================

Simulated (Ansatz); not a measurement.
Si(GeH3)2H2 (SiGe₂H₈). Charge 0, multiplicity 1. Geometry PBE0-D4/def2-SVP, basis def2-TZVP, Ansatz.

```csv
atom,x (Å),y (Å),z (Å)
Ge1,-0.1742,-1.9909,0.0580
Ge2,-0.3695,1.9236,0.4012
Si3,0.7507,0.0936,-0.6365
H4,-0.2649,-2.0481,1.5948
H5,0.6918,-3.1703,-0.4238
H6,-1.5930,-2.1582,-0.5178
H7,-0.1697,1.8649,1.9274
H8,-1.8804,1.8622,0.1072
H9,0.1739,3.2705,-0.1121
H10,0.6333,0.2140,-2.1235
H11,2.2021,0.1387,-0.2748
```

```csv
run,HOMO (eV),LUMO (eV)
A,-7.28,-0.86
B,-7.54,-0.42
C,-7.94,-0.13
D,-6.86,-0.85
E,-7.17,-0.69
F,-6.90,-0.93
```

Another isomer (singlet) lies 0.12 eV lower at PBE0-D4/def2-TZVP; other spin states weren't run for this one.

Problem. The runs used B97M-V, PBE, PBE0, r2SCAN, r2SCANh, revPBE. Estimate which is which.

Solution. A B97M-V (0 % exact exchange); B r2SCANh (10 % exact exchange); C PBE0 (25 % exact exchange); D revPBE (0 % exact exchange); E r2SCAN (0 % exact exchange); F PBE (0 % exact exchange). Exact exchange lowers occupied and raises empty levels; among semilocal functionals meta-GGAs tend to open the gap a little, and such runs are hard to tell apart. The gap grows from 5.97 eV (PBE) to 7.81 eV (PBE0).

================

» Work instruction:
The response must repeat exactly the lines from the top of the material through the line containing "Another isomer (singlet)", both included, with no other output.

» Expected answer:
Simulated (Ansatz); not a measurement.
Si(GeH3)2H2 (SiGe₂H₈). Charge 0, multiplicity 1. Geometry PBE0-D4/def2-SVP, basis def2-TZVP, Ansatz.

```csv
atom,x (Å),y (Å),z (Å)
Ge1,-0.1742,-1.9909,0.0580
Ge2,-0.3695,1.9236,0.4012
Si3,0.7507,0.0936,-0.6365
H4,-0.2649,-2.0481,1.5948
H5,0.6918,-3.1703,-0.4238
H6,-1.5930,-2.1582,-0.5178
H7,-0.1697,1.8649,1.9274
H8,-1.8804,1.8622,0.1072
H9,0.1739,3.2705,-0.1121
H10,0.6333,0.2140,-2.1235
H11,2.2021,0.1387,-0.2748
```

```csv
run,HOMO (eV),LUMO (eV)
A,-7.28,-0.86
B,-7.54,-0.42
C,-7.94,-0.13
D,-6.86,-0.85
E,-7.17,-0.69
F,-6.90,-0.93
```

Another isomer (singlet) lies 0.12 eV lower at PBE0-D4/def2-TZVP; other spin states weren't run for this one.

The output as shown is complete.